START Data for analysis
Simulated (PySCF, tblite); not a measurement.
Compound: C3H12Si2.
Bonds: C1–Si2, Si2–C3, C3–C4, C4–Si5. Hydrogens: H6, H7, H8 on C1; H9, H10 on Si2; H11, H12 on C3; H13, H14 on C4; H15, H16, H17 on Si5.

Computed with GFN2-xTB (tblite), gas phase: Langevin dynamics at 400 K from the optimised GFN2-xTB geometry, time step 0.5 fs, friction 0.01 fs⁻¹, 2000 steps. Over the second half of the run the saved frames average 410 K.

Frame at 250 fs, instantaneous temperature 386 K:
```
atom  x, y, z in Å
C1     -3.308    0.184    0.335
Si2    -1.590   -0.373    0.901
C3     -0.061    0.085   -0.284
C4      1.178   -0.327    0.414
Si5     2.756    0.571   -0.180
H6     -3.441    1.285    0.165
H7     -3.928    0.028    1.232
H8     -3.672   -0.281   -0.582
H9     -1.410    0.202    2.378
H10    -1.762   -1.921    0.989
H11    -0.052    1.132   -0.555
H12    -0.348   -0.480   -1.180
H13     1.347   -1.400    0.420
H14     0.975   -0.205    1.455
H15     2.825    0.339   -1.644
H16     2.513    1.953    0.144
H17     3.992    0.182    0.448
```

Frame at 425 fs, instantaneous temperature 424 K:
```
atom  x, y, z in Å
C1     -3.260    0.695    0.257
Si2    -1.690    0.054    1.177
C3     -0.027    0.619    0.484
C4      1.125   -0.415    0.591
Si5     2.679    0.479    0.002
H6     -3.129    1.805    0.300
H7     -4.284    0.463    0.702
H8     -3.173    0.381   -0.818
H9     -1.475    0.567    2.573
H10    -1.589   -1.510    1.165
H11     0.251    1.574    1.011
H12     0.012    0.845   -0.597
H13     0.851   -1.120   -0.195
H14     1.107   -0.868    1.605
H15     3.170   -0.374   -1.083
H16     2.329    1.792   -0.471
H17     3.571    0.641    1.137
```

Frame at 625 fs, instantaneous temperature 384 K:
END Data for analysis

Give back exactly the material above from its opening line to the line bearing "Bonds: C1–Si2, Si2–C3, C3–C4, C4–Si5.".

- [Written answer]
Simulated (PySCF, tblite); not a measurement.
Compound: C3H12Si2.
Bonds: C1–Si2, Si2–C3, C3–C4, C4–Si5. Hydrogens: H6, H7, H8 on C1; H9, H10 on Si2; H11, H12 on C3; H13, H14 on C4; H15, H16, H17 on Si5.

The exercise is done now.